-- WORK TASK --
Type out every line of the data again, exactly.

-- EXCERPTED DATA --
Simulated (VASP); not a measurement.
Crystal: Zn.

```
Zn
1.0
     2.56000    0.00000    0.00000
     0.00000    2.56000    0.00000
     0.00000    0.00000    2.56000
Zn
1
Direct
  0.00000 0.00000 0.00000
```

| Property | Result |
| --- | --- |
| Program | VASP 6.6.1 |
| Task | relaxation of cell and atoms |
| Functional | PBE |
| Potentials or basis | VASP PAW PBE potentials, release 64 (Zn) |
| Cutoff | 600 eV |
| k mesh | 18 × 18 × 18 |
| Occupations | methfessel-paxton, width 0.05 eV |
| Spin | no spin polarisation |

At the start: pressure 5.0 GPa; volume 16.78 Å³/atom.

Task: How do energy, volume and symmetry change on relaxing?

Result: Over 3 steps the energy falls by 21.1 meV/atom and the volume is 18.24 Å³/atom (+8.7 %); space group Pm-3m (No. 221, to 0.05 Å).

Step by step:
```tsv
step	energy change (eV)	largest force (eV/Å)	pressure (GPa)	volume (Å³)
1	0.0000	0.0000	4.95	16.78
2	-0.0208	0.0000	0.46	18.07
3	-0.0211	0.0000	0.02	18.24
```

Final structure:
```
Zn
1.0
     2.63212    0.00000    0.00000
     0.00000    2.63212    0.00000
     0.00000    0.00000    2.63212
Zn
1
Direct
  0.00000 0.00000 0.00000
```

-- WRITTEN SOLUTION --
Simulated (VASP); not a measurement.
Crystal: Zn.

```
Zn
1.0
     2.56000    0.00000    0.00000
     0.00000    2.56000    0.00000
     0.00000    0.00000    2.56000
Zn
1
Direct
  0.00000 0.00000 0.00000
```

| Property | Result |
| --- | --- |
| Program | VASP 6.6.1 |
| Task | relaxation of cell and atoms |
| Functional | PBE |
| Potentials or basis | VASP PAW PBE potentials, release 64 (Zn) |
| Cutoff | 600 eV |
| k mesh | 18 × 18 × 18 |
| Occupations | methfessel-paxton, width 0.05 eV |
| Spin | no spin polarisation |

At the start: pressure 5.0 GPa; volume 16.78 Å³/atom.

Task: How do energy, volume and symmetry change on relaxing?

Result: Over 3 steps the energy falls by 21.1 meV/atom and the volume is 18.24 Å³/atom (+8.7 %); space group Pm-3m (No. 221, to 0.05 Å).

Step by step:
```tsv
step	energy change (eV)	largest force (eV/Å)	pressure (GPa)	volume (Å³)
1	0.0000	0.0000	4.95	16.78
2	-0.0208	0.0000	0.46	18.07
3	-0.0211	0.0000	0.02	18.24
```

Final structure:
```
Zn
1.0
     2.63212    0.00000    0.00000
     0.00000    2.63212    0.00000
     0.00000    0.00000    2.63212
Zn
1
Direct
  0.00000 0.00000 0.00000
```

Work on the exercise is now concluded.